+===+
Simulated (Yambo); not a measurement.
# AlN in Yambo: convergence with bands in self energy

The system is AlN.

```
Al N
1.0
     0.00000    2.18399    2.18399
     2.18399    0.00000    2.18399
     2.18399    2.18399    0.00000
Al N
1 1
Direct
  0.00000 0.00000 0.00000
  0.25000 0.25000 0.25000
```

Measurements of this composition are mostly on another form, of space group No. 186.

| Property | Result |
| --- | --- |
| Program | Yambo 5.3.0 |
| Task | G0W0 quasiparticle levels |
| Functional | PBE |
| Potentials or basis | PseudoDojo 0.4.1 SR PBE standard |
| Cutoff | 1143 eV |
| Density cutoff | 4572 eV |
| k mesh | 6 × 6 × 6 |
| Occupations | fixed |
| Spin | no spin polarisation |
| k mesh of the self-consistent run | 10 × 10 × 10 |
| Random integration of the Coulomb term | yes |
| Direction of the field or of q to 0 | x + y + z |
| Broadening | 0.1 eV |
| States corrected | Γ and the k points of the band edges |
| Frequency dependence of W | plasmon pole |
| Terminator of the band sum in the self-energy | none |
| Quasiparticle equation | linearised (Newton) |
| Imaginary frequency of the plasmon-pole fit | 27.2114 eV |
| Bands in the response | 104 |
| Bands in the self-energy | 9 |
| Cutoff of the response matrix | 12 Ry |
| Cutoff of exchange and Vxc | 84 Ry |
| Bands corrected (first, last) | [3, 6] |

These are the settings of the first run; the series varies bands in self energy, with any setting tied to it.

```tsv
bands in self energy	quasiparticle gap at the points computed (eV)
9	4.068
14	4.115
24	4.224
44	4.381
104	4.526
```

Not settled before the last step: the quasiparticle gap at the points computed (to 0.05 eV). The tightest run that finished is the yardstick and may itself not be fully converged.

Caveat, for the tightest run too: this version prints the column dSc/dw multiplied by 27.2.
+===+

§ **ASSIGNMENT**
From the very first line of the records down to the line with "band edges |", please write out each line exactly, including both ends and no other lines.

§ **WRITTEN ANSWER**
Simulated (Yambo); not a measurement.
# AlN in Yambo: convergence with bands in self energy

The system is AlN.

```
Al N
1.0
     0.00000    2.18399    2.18399
     2.18399    0.00000    2.18399
     2.18399    2.18399    0.00000
Al N
1 1
Direct
  0.00000 0.00000 0.00000
  0.25000 0.25000 0.25000
```

Measurements of this composition are mostly on another form, of space group No. 186.

| Property | Result |
| --- | --- |
| Program | Yambo 5.3.0 |
| Task | G0W0 quasiparticle levels |
| Functional | PBE |
| Potentials or basis | PseudoDojo 0.4.1 SR PBE standard |
| Cutoff | 1143 eV |
| Density cutoff | 4572 eV |
| k mesh | 6 × 6 × 6 |
| Occupations | fixed |
| Spin | no spin polarisation |
| k mesh of the self-consistent run | 10 × 10 × 10 |
| Random integration of the Coulomb term | yes |
| Direction of the field or of q to 0 | x + y + z |
| Broadening | 0.1 eV |
| States corrected | Γ and the k points of the band edges |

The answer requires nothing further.